_Requirement_
When you reach the line in the data below that contains "Program: VASP 6.6.1.", please start repeating lines exactly, and stop after the line that contains "the first run**", repeating nothing else.

─── The data

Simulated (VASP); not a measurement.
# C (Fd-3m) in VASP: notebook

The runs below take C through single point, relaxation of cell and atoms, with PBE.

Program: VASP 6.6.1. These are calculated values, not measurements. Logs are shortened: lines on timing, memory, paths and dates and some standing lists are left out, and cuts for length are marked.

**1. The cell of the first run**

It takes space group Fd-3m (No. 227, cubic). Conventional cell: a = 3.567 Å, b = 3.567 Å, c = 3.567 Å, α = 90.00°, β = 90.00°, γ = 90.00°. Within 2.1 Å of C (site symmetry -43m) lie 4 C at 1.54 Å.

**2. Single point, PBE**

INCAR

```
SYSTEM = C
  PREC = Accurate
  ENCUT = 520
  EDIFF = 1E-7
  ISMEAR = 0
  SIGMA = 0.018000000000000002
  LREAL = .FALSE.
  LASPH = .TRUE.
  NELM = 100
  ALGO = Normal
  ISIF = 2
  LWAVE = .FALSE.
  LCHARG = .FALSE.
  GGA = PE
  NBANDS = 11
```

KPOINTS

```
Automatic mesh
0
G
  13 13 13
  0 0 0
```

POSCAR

──────

_Exercise output_
Program: VASP 6.6.1. These are calculated values, not measurements. Logs are shortened: lines on timing, memory, paths and dates and some standing lists are left out, and cuts for length are marked.

**1. The cell of the first run**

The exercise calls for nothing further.